- **ACTION ITEM**: Working from the listing below, set down every line exactly.

=== Begin Enclosure ===

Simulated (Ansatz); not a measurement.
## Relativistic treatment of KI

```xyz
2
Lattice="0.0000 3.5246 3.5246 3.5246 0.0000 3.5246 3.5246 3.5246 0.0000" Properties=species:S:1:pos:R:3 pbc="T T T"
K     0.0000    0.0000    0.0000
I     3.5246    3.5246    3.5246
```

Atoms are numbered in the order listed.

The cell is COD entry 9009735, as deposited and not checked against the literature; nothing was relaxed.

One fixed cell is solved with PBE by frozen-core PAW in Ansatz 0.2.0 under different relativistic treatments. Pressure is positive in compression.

=== End Enclosure ===

- **EXPECTED ANSWER**:
Simulated (Ansatz); not a measurement.
## Relativistic treatment of KI

```xyz
2
Lattice="0.0000 3.5246 3.5246 3.5246 0.0000 3.5246 3.5246 3.5246 0.0000" Properties=species:S:1:pos:R:3 pbc="T T T"
K     0.0000    0.0000    0.0000
I     3.5246    3.5246    3.5246
```

Atoms are numbered in the order listed.

The cell is COD entry 9009735, as deposited and not checked against the literature; nothing was relaxed.

One fixed cell is solved with PBE by frozen-core PAW in Ansatz 0.2.0 under different relativistic treatments. Pressure is positive in compression.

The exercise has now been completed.